## Data supplied
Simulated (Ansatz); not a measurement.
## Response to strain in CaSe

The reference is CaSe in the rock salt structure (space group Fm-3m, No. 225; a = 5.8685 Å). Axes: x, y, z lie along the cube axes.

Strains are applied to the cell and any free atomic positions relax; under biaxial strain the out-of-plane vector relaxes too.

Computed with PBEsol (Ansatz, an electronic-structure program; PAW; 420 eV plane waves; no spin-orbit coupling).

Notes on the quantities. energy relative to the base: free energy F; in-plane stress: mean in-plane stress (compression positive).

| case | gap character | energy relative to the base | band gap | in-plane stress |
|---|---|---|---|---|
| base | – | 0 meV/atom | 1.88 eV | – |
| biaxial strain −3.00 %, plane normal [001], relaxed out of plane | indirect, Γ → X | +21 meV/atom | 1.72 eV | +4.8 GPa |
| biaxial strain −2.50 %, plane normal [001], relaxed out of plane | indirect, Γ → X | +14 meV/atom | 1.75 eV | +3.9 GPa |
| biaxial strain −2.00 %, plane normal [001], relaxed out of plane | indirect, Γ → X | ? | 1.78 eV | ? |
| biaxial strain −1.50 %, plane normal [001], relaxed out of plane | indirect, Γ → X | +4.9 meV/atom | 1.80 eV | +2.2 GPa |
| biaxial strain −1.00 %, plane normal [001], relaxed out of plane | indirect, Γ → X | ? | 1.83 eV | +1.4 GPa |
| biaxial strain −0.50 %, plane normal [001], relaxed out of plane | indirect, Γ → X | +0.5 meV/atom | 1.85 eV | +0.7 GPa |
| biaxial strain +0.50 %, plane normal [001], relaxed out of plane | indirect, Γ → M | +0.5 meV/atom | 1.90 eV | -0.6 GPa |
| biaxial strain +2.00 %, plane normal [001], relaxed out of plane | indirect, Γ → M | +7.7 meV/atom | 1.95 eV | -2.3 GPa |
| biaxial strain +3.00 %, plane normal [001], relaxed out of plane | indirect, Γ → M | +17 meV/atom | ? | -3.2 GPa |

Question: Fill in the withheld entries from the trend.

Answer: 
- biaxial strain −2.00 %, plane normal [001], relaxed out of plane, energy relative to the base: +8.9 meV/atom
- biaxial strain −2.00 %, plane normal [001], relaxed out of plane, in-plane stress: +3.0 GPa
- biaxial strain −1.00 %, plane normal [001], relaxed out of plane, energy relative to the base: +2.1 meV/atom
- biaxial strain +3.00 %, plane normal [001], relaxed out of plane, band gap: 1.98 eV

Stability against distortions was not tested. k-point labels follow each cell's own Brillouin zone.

## Activity
Reproduce the entries exactly, but only from their first line to the line holding "eV | -2.3 GPa |", with that last line kept.

## Reply
Simulated (Ansatz); not a measurement.
## Response to strain in CaSe

The reference is CaSe in the rock salt structure (space group Fm-3m, No. 225; a = 5.8685 Å). Axes: x, y, z lie along the cube axes.

Strains are applied to the cell and any free atomic positions relax; under biaxial strain the out-of-plane vector relaxes too.

Computed with PBEsol (Ansatz, an electronic-structure program; PAW; 420 eV plane waves; no spin-orbit coupling).

Notes on the quantities. energy relative to the base: free energy F; in-plane stress: mean in-plane stress (compression positive).

| case | gap character | energy relative to the base | band gap | in-plane stress |
|---|---|---|---|---|
| base | – | 0 meV/atom | 1.88 eV | – |
| biaxial strain −3.00 %, plane normal [001], relaxed out of plane | indirect, Γ → X | +21 meV/atom | 1.72 eV | +4.8 GPa |
| biaxial strain −2.50 %, plane normal [001], relaxed out of plane | indirect, Γ → X | +14 meV/atom | 1.75 eV | +3.9 GPa |
| biaxial strain −2.00 %, plane normal [001], relaxed out of plane | indirect, Γ → X | ? | 1.78 eV | ? |
| biaxial strain −1.50 %, plane normal [001], relaxed out of plane | indirect, Γ → X | +4.9 meV/atom | 1.80 eV | +2.2 GPa |
| biaxial strain −1.00 %, plane normal [001], relaxed out of plane | indirect, Γ → X | ? | 1.83 eV | +1.4 GPa |
| biaxial strain −0.50 %, plane normal [001], relaxed out of plane | indirect, Γ → X | +0.5 meV/atom | 1.85 eV | +0.7 GPa |
| biaxial strain +0.50 %, plane normal [001], relaxed out of plane | indirect, Γ → M | +0.5 meV/atom | 1.90 eV | -0.6 GPa |
| biaxial strain +2.00 %, plane normal [001], relaxed out of plane | indirect, Γ → M | +7.7 meV/atom | 1.95 eV | -2.3 GPa |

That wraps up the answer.